*** Exercise data

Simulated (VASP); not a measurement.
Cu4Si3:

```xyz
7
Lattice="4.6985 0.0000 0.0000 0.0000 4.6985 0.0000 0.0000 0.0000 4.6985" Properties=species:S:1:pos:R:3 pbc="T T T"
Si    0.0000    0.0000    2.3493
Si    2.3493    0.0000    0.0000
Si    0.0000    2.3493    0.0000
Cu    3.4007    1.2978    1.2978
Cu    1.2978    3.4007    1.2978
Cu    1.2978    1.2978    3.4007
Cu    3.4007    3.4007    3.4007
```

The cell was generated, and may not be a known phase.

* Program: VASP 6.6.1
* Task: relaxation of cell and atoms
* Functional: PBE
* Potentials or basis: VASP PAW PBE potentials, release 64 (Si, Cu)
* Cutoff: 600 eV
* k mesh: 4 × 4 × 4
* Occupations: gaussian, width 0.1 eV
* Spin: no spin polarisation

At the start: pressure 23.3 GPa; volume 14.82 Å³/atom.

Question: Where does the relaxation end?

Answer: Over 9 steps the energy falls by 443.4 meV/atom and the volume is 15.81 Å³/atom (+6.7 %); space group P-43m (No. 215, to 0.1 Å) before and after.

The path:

******

### [Action item]
Copy every line of the data above, beginning with the first and ending with the line that contains "Answer: Over 9", and give nothing more.

### [Response]
Simulated (VASP); not a measurement.
Cu4Si3:

```xyz
7
Lattice="4.6985 0.0000 0.0000 0.0000 4.6985 0.0000 0.0000 0.0000 4.6985" Properties=species:S:1:pos:R:3 pbc="T T T"
Si    0.0000    0.0000    2.3493
Si    2.3493    0.0000    0.0000
Si    0.0000    2.3493    0.0000
Cu    3.4007    1.2978    1.2978
Cu    1.2978    3.4007    1.2978
Cu    1.2978    1.2978    3.4007
Cu    3.4007    3.4007    3.4007
```

The cell was generated, and may not be a known phase.

* Program: VASP 6.6.1
* Task: relaxation of cell and atoms
* Functional: PBE
* Potentials or basis: VASP PAW PBE potentials, release 64 (Si, Cu)
* Cutoff: 600 eV
* k mesh: 4 × 4 × 4
* Occupations: gaussian, width 0.1 eV
* Spin: no spin polarisation

At the start: pressure 23.3 GPa; volume 14.82 Å³/atom.

Question: Where does the relaxation end?

Answer: Over 9 steps the energy falls by 443.4 meV/atom and the volume is 15.81 Å³/atom (+6.7 %); space group P-43m (No. 215, to 0.1 Å) before and after.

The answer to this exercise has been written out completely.